### SUPPLIED ENTRIES
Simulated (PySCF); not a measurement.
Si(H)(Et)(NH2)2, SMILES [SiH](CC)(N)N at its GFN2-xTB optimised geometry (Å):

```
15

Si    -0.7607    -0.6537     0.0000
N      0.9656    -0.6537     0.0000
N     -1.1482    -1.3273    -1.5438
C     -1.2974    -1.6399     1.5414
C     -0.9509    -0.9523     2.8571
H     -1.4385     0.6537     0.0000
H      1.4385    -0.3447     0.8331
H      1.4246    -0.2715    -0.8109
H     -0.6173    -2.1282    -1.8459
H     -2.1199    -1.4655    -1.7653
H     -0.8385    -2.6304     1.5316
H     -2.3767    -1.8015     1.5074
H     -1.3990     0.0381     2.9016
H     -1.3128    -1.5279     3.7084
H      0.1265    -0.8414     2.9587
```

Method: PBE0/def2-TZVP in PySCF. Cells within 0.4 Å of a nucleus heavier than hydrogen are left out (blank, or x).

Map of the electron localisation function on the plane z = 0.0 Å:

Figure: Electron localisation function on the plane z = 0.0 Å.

### WORK ORDER
Repeat word for word every line from the start of the entries to the line holding "Map of the electron", inclusive, and nothing else.

### ANSWER SPACE
Simulated (PySCF); not a measurement.
Si(H)(Et)(NH2)2, SMILES [SiH](CC)(N)N at its GFN2-xTB optimised geometry (Å):

```
15

Si    -0.7607    -0.6537     0.0000
N      0.9656    -0.6537     0.0000
N     -1.1482    -1.3273    -1.5438
C     -1.2974    -1.6399     1.5414
C     -0.9509    -0.9523     2.8571
H     -1.4385     0.6537     0.0000
H      1.4385    -0.3447     0.8331
H      1.4246    -0.2715    -0.8109
H     -0.6173    -2.1282    -1.8459
H     -2.1199    -1.4655    -1.7653
H     -0.8385    -2.6304     1.5316
H     -2.3767    -1.8015     1.5074
H     -1.3990     0.0381     2.9016
H     -1.3128    -1.5279     3.7084
H      0.1265    -0.8414     2.9587
```

Method: PBE0/def2-TZVP in PySCF. Cells within 0.4 Å of a nucleus heavier than hydrogen are left out (blank, or x).

Map of the electron localisation function on the plane z = 0.0 Å:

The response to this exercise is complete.